In the entries below, find the line with "- Functional: r2SCAN" and the line with "64 (Hf_pv, O).". Print those two and everything between them exactly, and nothing else.

+++ Record set

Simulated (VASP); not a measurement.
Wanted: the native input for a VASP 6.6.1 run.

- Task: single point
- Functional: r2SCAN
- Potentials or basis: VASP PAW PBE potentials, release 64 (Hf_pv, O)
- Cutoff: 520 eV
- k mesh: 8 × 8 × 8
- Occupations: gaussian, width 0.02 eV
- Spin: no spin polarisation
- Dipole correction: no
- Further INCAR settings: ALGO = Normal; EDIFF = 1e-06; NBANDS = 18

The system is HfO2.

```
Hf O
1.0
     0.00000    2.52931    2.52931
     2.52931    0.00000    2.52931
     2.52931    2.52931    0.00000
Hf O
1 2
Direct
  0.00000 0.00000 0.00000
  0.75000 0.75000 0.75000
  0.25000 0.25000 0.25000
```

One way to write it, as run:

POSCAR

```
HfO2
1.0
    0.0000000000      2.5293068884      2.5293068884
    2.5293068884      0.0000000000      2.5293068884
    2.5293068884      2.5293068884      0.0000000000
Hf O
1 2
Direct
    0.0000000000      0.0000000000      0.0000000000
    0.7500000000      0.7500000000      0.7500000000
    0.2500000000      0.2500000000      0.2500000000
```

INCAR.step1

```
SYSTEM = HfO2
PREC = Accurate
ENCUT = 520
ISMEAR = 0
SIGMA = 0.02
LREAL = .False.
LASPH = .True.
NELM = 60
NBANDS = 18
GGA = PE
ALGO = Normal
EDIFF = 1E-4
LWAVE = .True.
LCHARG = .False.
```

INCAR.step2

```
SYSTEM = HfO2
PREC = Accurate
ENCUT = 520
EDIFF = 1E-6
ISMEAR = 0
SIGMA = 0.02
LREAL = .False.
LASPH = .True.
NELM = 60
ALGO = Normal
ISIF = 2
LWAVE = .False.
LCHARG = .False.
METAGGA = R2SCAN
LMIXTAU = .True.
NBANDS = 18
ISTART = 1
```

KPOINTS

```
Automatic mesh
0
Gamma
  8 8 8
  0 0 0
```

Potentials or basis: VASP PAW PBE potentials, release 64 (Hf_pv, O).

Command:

++++++

### Task solution
- Functional: r2SCAN
- Potentials or basis: VASP PAW PBE potentials, release 64 (Hf_pv, O)
- Cutoff: 520 eV
- k mesh: 8 × 8 × 8
- Occupations: gaussian, width 0.02 eV
- Spin: no spin polarisation
- Dipole correction: no
- Further INCAR settings: ALGO = Normal; EDIFF = 1e-06; NBANDS = 18

The system is HfO2.

```
Hf O
1.0
     0.00000    2.52931    2.52931
     2.52931    0.00000    2.52931
     2.52931    2.52931    0.00000
Hf O
1 2
Direct
  0.00000 0.00000 0.00000
  0.75000 0.75000 0.75000
  0.25000 0.25000 0.25000
```

One way to write it, as run:

POSCAR

```
HfO2
1.0
    0.0000000000      2.5293068884      2.5293068884
    2.5293068884      0.0000000000      2.5293068884
    2.5293068884      2.5293068884      0.0000000000
Hf O
1 2
Direct
    0.0000000000      0.0000000000      0.0000000000
    0.7500000000      0.7500000000      0.7500000000
    0.2500000000      0.2500000000      0.2500000000
```

INCAR.step1

```
SYSTEM = HfO2
PREC = Accurate
ENCUT = 520
ISMEAR = 0
SIGMA = 0.02
LREAL = .False.
LASPH = .True.
NELM = 60
NBANDS = 18
GGA = PE
ALGO = Normal
EDIFF = 1E-4
LWAVE = .True.
LCHARG = .False.
```

INCAR.step2

```
SYSTEM = HfO2
PREC = Accurate
ENCUT = 520
EDIFF = 1E-6
ISMEAR = 0
SIGMA = 0.02
LREAL = .False.
LASPH = .True.
NELM = 60
ALGO = Normal
ISIF = 2
LWAVE = .False.
LCHARG = .False.
METAGGA = R2SCAN
LMIXTAU = .True.
NBANDS = 18
ISTART = 1
```

KPOINTS

```
Automatic mesh
0
Gamma
  8 8 8
  0 0 0
```

Potentials or basis: VASP PAW PBE potentials, release 64 (Hf_pv, O).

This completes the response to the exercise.